╔══
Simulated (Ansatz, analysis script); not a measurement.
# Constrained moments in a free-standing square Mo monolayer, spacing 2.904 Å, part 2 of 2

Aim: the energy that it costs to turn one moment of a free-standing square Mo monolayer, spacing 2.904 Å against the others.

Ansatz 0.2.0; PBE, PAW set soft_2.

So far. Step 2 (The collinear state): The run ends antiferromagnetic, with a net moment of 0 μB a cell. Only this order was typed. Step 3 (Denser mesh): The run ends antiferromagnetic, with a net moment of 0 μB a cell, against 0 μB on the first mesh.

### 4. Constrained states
╚══

**Work instruction**: Exact duplication of all the data above is expected.

**Task answer**:
Simulated (Ansatz, analysis script); not a measurement.
# Constrained moments in a free-standing square Mo monolayer, spacing 2.904 Å, part 2 of 2

Aim: the energy that it costs to turn one moment of a free-standing square Mo monolayer, spacing 2.904 Å against the others.

Ansatz 0.2.0; PBE, PAW set soft_2.

So far. Step 2 (The collinear state): The run ends antiferromagnetic, with a net moment of 0 μB a cell. Only this order was typed. Step 3 (Denser mesh): The run ends antiferromagnetic, with a net moment of 0 μB a cell, against 0 μB on the first mesh.

### 4. Constrained states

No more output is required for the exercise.